#### Brief:
Write out the full listing, matching it line for line.

Top of Provided data

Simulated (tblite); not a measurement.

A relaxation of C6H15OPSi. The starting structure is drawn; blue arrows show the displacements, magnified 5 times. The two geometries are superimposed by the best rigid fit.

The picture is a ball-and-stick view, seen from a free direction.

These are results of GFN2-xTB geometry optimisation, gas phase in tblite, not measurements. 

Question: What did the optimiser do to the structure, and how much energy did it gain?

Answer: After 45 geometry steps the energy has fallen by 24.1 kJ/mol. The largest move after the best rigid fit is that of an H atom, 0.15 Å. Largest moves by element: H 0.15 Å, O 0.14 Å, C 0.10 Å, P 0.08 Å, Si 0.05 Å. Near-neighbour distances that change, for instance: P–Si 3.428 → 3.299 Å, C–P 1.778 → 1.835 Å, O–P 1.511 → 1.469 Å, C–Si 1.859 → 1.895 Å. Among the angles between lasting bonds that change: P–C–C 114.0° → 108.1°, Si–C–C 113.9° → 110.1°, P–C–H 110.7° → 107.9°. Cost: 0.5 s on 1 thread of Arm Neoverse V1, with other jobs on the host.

Bottom of Provided data

#### Written response:
Simulated (tblite); not a measurement.

A relaxation of C6H15OPSi. The starting structure is drawn; blue arrows show the displacements, magnified 5 times. The two geometries are superimposed by the best rigid fit.

The picture is a ball-and-stick view, seen from a free direction.

These are results of GFN2-xTB geometry optimisation, gas phase in tblite, not measurements. 

Question: What did the optimiser do to the structure, and how much energy did it gain?

Answer: After 45 geometry steps the energy has fallen by 24.1 kJ/mol. The largest move after the best rigid fit is that of an H atom, 0.15 Å. Largest moves by element: H 0.15 Å, O 0.14 Å, C 0.10 Å, P 0.08 Å, Si 0.05 Å. Near-neighbour distances that change, for instance: P–Si 3.428 → 3.299 Å, C–P 1.778 → 1.835 Å, O–P 1.511 → 1.469 Å, C–Si 1.859 → 1.895 Å. Among the angles between lasting bonds that change: P–C–C 114.0° → 108.1°, Si–C–C 113.9° → 110.1°, P–C–H 110.7° → 107.9°. Cost: 0.5 s on 1 thread of Arm Neoverse V1, with other jobs on the host.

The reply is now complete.